### [Supplied data]
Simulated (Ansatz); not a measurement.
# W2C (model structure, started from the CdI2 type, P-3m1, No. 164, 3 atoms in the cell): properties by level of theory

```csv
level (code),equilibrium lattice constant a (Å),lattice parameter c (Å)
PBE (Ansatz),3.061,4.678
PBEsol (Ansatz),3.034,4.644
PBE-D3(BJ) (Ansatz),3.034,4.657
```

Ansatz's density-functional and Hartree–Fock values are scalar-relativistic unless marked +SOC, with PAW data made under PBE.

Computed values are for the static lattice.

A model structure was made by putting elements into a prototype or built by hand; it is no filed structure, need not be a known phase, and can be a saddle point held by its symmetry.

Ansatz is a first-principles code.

### [Requirement]
Would you print each line of the listing again, unaltered?

### [Written response]
Simulated (Ansatz); not a measurement.
# W2C (model structure, started from the CdI2 type, P-3m1, No. 164, 3 atoms in the cell): properties by level of theory

```csv
level (code),equilibrium lattice constant a (Å),lattice parameter c (Å)
PBE (Ansatz),3.061,4.678
PBEsol (Ansatz),3.034,4.644
PBE-D3(BJ) (Ansatz),3.034,4.657
```

Ansatz's density-functional and Hartree–Fock values are scalar-relativistic unless marked +SOC, with PAW data made under PBE.

Computed values are for the static lattice.

A model structure was made by putting elements into a prototype or built by hand; it is no filed structure, need not be a known phase, and can be a saddle point held by its symmetry.

Ansatz is a first-principles code.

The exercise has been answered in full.